■ Exercise ■
Where the line containing "MOS capacitor with" appears, end your copy; everything from the first line of the records below up to and including it must be reproduced exactly.

(Data supplied)

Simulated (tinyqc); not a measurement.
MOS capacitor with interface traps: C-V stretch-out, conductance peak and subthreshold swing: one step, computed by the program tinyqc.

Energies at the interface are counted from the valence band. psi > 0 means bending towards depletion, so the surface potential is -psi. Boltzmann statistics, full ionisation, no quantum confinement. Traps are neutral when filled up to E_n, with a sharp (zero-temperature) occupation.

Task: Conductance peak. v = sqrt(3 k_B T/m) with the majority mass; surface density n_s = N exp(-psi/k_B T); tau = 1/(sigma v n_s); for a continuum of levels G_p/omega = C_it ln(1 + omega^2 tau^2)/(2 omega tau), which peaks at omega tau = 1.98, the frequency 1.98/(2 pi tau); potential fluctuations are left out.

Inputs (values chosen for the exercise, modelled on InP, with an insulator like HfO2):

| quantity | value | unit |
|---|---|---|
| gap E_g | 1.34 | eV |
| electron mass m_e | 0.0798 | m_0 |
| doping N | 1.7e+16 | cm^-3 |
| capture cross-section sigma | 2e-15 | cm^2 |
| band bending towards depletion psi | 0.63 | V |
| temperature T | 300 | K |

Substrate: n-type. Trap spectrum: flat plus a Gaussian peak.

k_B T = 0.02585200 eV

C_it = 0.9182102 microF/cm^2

(End Data supplied)

■ Answer space ■
Simulated (tinyqc); not a measurement.
MOS capacitor with interface traps: C-V stretch-out, conductance peak and subthreshold swing: one step, computed by the program tinyqc.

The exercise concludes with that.